= Beginning of Section =

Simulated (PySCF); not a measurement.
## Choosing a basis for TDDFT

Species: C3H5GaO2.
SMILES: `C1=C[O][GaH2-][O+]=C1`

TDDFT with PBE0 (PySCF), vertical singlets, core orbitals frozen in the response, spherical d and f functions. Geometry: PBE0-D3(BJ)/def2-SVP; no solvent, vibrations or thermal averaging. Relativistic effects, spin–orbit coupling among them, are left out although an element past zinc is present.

= End of Section =

Activity: Copy down the material above exactly as it is.

Worked solution:
Simulated (PySCF); not a measurement.
## Choosing a basis for TDDFT

Species: C3H5GaO2.
SMILES: `C1=C[O][GaH2-][O+]=C1`

TDDFT with PBE0 (PySCF), vertical singlets, core orbitals frozen in the response, spherical d and f functions. Geometry: PBE0-D3(BJ)/def2-SVP; no solvent, vibrations or thermal averaging. Relativistic effects, spin–orbit coupling among them, are left out although an element past zinc is present.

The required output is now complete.